-- Work request --
The whole listing below should be duplicated exactly, with nothing left out.

┌────────
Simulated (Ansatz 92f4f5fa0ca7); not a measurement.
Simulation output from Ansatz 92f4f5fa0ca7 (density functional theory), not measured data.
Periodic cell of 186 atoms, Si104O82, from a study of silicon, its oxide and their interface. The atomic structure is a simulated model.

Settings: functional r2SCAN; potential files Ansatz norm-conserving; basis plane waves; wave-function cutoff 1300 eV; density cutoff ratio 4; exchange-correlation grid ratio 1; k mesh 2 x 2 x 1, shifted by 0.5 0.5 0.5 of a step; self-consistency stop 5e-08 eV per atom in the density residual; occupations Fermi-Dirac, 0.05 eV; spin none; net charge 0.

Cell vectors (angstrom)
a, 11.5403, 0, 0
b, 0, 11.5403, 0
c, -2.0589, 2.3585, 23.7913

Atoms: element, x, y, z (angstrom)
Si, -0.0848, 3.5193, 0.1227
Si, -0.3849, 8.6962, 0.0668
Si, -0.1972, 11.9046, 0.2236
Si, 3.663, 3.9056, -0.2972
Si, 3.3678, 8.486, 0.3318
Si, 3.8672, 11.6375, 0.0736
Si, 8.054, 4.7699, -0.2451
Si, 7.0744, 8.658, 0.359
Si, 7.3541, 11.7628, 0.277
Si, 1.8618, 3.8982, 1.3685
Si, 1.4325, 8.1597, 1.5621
└────────

-- Answer section --
Simulated (Ansatz 92f4f5fa0ca7); not a measurement.
Simulation output from Ansatz 92f4f5fa0ca7 (density functional theory), not measured data.
Periodic cell of 186 atoms, Si104O82, from a study of silicon, its oxide and their interface. The atomic structure is a simulated model.

Settings: functional r2SCAN; potential files Ansatz norm-conserving; basis plane waves; wave-function cutoff 1300 eV; density cutoff ratio 4; exchange-correlation grid ratio 1; k mesh 2 x 2 x 1, shifted by 0.5 0.5 0.5 of a step; self-consistency stop 5e-08 eV per atom in the density residual; occupations Fermi-Dirac, 0.05 eV; spin none; net charge 0.

Cell vectors (angstrom)
a, 11.5403, 0, 0
b, 0, 11.5403, 0
c, -2.0589, 2.3585, 23.7913

Atoms: element, x, y, z (angstrom)
Si, -0.0848, 3.5193, 0.1227
Si, -0.3849, 8.6962, 0.0668
Si, -0.1972, 11.9046, 0.2236
Si, 3.663, 3.9056, -0.2972
Si, 3.3678, 8.486, 0.3318
Si, 3.8672, 11.6375, 0.0736
Si, 8.054, 4.7699, -0.2451
Si, 7.0744, 8.658, 0.359
Si, 7.3541, 11.7628, 0.277
Si, 1.8618, 3.8982, 1.3685
Si, 1.4325, 8.1597, 1.5621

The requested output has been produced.